PROVIDED RECORDS:
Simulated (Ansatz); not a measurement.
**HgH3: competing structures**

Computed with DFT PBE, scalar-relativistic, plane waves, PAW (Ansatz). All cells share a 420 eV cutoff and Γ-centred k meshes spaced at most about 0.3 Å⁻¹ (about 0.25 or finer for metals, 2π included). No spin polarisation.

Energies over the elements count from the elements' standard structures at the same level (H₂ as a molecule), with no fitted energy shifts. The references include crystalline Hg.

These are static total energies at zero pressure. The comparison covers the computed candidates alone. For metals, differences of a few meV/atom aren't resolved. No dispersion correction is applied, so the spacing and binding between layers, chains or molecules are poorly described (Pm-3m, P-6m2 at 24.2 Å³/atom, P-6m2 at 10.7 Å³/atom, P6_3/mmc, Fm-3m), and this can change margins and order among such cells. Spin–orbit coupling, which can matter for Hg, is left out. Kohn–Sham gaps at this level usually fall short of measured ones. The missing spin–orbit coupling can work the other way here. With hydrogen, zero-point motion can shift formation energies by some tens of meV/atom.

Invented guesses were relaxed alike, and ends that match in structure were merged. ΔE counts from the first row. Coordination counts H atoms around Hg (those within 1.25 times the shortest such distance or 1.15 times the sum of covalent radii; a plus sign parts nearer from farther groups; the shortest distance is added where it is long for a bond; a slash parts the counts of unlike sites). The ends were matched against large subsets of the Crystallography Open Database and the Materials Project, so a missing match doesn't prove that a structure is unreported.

REQUIRED ACTION: Going back to the entries above, set down exactly the lines that begin at the one with "Computed with DFT" and end at the one with "Energies over the", both included, and nothing else.

ANSWER SPACE:
Computed with DFT PBE, scalar-relativistic, plane waves, PAW (Ansatz). All cells share a 420 eV cutoff and Γ-centred k meshes spaced at most about 0.3 Å⁻¹ (about 0.25 or finer for metals, 2π included). No spin polarisation.

Energies over the elements count from the elements' standard structures at the same level (H₂ as a molecule), with no fitted energy shifts. The references include crystalline Hg.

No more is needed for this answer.